Task item - What follows is a listing to be repeated in full and without alteration.

Data for review -
# # # # # # #

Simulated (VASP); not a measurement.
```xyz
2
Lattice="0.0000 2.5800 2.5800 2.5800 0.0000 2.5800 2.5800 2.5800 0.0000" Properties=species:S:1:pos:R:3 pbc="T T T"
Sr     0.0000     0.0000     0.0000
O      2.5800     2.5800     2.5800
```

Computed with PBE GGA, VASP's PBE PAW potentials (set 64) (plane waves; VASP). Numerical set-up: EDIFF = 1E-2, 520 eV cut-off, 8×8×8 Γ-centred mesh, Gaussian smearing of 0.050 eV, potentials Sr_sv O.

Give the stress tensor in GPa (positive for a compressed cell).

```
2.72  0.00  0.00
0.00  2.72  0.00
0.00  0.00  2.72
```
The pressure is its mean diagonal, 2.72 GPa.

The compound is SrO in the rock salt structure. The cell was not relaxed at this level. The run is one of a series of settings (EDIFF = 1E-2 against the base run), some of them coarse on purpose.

# # # # # # #

Task answer -
Simulated (VASP); not a measurement.
```xyz
2
Lattice="0.0000 2.5800 2.5800 2.5800 0.0000 2.5800 2.5800 2.5800 0.0000" Properties=species:S:1:pos:R:3 pbc="T T T"
Sr     0.0000     0.0000     0.0000
O      2.5800     2.5800     2.5800
```

Computed with PBE GGA, VASP's PBE PAW potentials (set 64) (plane waves; VASP). Numerical set-up: EDIFF = 1E-2, 520 eV cut-off, 8×8×8 Γ-centred mesh, Gaussian smearing of 0.050 eV, potentials Sr_sv O.

Give the stress tensor in GPa (positive for a compressed cell).

```
2.72  0.00  0.00
0.00  2.72  0.00
0.00  0.00  2.72
```
The pressure is its mean diagonal, 2.72 GPa.

The compound is SrO in the rock salt structure. The cell was not relaxed at this level. The run is one of a series of settings (EDIFF = 1E-2 against the base run), some of them coarse on purpose.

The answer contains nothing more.